**WORK ITEM**
Reproduce the section of the listing that begins at the line containing "cm^2/(V s) |" and finishes at the line containing "Constants: R = 8.314462618". Include both end lines and nothing beyond them.

....................
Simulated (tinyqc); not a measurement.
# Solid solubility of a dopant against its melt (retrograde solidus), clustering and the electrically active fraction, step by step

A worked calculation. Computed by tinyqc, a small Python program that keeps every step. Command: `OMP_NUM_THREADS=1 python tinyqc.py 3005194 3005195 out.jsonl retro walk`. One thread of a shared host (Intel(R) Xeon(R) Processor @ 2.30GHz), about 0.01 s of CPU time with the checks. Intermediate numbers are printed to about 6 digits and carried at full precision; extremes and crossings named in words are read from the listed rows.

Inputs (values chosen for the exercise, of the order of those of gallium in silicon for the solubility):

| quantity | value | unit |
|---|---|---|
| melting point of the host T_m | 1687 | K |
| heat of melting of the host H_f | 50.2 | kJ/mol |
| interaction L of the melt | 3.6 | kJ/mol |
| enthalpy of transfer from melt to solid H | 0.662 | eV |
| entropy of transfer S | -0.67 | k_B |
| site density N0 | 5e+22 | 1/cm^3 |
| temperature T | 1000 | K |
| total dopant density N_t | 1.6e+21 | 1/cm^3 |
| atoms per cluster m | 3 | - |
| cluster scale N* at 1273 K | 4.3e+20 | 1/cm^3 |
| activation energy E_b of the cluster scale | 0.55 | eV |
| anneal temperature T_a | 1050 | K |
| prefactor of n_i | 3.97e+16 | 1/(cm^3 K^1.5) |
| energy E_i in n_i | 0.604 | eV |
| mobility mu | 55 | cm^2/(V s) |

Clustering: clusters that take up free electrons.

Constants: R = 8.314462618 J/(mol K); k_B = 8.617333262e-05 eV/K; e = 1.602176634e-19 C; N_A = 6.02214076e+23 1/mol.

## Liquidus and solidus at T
....................

**TASK OUTPUT**
| mobility mu | 55 | cm^2/(V s) |

Clustering: clusters that take up free electrons.

Constants: R = 8.314462618 J/(mol K); k_B = 8.617333262e-05 eV/K; e = 1.602176634e-19 C; N_A = 6.02214076e+23 1/mol.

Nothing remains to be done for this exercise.